> **ENTRIES PROVIDED**:
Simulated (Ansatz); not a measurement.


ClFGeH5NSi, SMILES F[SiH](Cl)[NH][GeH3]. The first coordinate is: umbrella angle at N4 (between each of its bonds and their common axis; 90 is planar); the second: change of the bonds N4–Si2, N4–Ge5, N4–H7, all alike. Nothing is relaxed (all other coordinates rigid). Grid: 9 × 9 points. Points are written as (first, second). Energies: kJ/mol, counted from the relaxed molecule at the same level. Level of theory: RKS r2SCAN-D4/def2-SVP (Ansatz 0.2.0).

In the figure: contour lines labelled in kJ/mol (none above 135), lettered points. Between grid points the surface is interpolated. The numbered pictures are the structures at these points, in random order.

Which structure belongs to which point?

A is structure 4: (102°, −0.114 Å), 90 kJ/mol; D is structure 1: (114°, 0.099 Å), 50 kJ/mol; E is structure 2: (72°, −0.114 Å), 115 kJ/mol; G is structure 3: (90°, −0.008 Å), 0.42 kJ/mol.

> **TASK ITEM**:
The output should be exactly the lines above from the line containing "ClFGeH5NSi, SMILES F[SiH](Cl)[NH][GeH3]." to the line containing "Which structure belongs to which point?", inclusive, with no other lines.

> **RESPONSE AREA**:
ClFGeH5NSi, SMILES F[SiH](Cl)[NH][GeH3]. The first coordinate is: umbrella angle at N4 (between each of its bonds and their common axis; 90 is planar); the second: change of the bonds N4–Si2, N4–Ge5, N4–H7, all alike. Nothing is relaxed (all other coordinates rigid). Grid: 9 × 9 points. Points are written as (first, second). Energies: kJ/mol, counted from the relaxed molecule at the same level. Level of theory: RKS r2SCAN-D4/def2-SVP (Ansatz 0.2.0).

In the figure: contour lines labelled in kJ/mol (none above 135), lettered points. Between grid points the surface is interpolated. The numbered pictures are the structures at these points, in random order.

Which structure belongs to which point?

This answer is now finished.